The response should consist of the records that follow, repeated exactly.

===== GIVEN RECORDS
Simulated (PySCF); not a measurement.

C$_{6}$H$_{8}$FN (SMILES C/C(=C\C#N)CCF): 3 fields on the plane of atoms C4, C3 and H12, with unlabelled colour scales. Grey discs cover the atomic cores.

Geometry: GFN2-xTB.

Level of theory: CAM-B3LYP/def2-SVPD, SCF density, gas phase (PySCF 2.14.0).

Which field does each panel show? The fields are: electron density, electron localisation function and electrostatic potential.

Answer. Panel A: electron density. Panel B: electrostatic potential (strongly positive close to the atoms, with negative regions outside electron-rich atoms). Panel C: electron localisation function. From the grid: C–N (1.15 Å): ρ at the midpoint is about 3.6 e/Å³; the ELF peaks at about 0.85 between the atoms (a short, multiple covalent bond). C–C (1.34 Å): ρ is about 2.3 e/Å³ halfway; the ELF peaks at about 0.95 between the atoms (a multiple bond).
==========

→ ANSWER BOX:
Simulated (PySCF); not a measurement.

C$_{6}$H$_{8}$FN (SMILES C/C(=C\C#N)CCF): 3 fields on the plane of atoms C4, C3 and H12, with unlabelled colour scales. Grey discs cover the atomic cores.

Geometry: GFN2-xTB.

Level of theory: CAM-B3LYP/def2-SVPD, SCF density, gas phase (PySCF 2.14.0).

Which field does each panel show? The fields are: electron density, electron localisation function and electrostatic potential.

Answer. Panel A: electron density. Panel B: electrostatic potential (strongly positive close to the atoms, with negative regions outside electron-rich atoms). Panel C: electron localisation function. From the grid: C–N (1.15 Å): ρ at the midpoint is about 3.6 e/Å³; the ELF peaks at about 0.85 between the atoms (a short, multiple covalent bond). C–C (1.34 Å): ρ is about 2.3 e/Å³ halfway; the ELF peaks at about 0.95 between the atoms (a multiple bond).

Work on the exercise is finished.